ASSIGNED TASK: Print the lines that run from the line with "Basis pcSseg-2 throughout" to the line with "Question: How do", keeping both end lines, exactly as they appear in the entries below, and nothing else.

════════════════
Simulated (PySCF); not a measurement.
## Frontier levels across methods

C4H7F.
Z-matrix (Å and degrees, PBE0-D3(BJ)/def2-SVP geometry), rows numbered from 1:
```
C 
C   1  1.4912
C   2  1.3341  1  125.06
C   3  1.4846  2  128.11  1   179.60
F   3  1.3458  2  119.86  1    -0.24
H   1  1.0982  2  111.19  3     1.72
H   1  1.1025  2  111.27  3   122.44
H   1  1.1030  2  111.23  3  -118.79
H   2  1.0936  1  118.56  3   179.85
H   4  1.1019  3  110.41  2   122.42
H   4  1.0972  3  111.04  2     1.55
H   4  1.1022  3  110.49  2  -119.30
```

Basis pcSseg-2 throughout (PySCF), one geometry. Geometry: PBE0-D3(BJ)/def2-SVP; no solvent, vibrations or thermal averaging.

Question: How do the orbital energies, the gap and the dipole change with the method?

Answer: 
════════════════

WRITTEN ANSWER:
Basis pcSseg-2 throughout (PySCF), one geometry. Geometry: PBE0-D3(BJ)/def2-SVP; no solvent, vibrations or thermal averaging.

Question: How do the orbital energies, the gap and the dipole change with the method?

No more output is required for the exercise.